## SUPPLIED INFORMATION
______
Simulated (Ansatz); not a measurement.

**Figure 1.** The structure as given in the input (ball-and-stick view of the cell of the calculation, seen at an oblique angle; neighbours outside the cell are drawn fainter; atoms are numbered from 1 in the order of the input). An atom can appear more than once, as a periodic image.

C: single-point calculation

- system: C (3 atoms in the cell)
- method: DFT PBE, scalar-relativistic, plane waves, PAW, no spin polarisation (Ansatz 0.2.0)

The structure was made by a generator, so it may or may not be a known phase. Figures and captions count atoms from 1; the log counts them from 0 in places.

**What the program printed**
______

## TASK ITEM
Above are the records; from them, give again exactly the lines from the one containing "C: single-point calculation" to the one containing "- method: DFT", both lines included, and nothing more.

## RESPONSE BOX
C: single-point calculation

- system: C (3 atoms in the cell)
- method: DFT PBE, scalar-relativistic, plane waves, PAW, no spin polarisation (Ansatz 0.2.0)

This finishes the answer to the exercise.